• Data provided:
Segment Open

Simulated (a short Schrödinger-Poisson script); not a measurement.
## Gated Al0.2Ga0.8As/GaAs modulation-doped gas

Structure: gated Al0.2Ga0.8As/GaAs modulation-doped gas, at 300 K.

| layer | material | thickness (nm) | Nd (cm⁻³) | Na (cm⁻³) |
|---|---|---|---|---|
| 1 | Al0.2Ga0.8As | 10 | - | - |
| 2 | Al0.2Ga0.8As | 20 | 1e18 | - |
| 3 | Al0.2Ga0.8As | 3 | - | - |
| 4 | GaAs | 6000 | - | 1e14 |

Segment Closed

Output an identical copy of every record above.

Simulated (a short Schrödinger-Poisson script); not a measurement.
## Gated Al0.2Ga0.8As/GaAs modulation-doped gas

Structure: gated Al0.2Ga0.8As/GaAs modulation-doped gas, at 300 K.

| layer | material | thickness (nm) | Nd (cm⁻³) | Na (cm⁻³) |
|---|---|---|---|---|
| 1 | Al0.2Ga0.8As | 10 | - | - |
| 2 | Al0.2Ga0.8As | 20 | 1e18 | - |
| 3 | Al0.2Ga0.8As | 3 | - | - |
| 4 | GaAs | 6000 | - | 1e14 |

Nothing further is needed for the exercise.